Information shown:
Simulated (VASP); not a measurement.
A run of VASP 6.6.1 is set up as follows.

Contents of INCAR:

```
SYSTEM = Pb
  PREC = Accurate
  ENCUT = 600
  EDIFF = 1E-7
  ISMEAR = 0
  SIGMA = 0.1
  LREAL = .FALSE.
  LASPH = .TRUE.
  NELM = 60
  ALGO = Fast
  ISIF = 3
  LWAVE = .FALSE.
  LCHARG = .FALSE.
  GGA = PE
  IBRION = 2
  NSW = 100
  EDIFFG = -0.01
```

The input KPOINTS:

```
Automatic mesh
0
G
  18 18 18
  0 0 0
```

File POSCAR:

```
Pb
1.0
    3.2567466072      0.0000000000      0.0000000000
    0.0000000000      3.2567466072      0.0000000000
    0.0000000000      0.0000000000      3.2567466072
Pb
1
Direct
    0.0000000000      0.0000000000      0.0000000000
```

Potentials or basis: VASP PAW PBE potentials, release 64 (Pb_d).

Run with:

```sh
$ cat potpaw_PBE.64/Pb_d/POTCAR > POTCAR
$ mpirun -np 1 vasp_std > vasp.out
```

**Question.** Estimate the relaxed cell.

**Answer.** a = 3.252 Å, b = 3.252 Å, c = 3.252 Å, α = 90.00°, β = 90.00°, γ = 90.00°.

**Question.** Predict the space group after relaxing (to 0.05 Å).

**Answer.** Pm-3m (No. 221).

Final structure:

Assigned task: Your answer must be the complete listing, reproduced exactly.

Answer space:
Simulated (VASP); not a measurement.
A run of VASP 6.6.1 is set up as follows.

Contents of INCAR:

```
SYSTEM = Pb
  PREC = Accurate
  ENCUT = 600
  EDIFF = 1E-7
  ISMEAR = 0
  SIGMA = 0.1
  LREAL = .FALSE.
  LASPH = .TRUE.
  NELM = 60
  ALGO = Fast
  ISIF = 3
  LWAVE = .FALSE.
  LCHARG = .FALSE.
  GGA = PE
  IBRION = 2
  NSW = 100
  EDIFFG = -0.01
```

The input KPOINTS:

```
Automatic mesh
0
G
  18 18 18
  0 0 0
```

File POSCAR:

```
Pb
1.0
    3.2567466072      0.0000000000      0.0000000000
    0.0000000000      3.2567466072      0.0000000000
    0.0000000000      0.0000000000      3.2567466072
Pb
1
Direct
    0.0000000000      0.0000000000      0.0000000000
```

Potentials or basis: VASP PAW PBE potentials, release 64 (Pb_d).

Run with:

```sh
$ cat potpaw_PBE.64/Pb_d/POTCAR > POTCAR
$ mpirun -np 1 vasp_std > vasp.out
```

**Question.** Estimate the relaxed cell.

**Answer.** a = 3.252 Å, b = 3.252 Å, c = 3.252 Å, α = 90.00°, β = 90.00°, γ = 90.00°.

**Question.** Predict the space group after relaxing (to 0.05 Å).

**Answer.** Pm-3m (No. 221).

Final structure:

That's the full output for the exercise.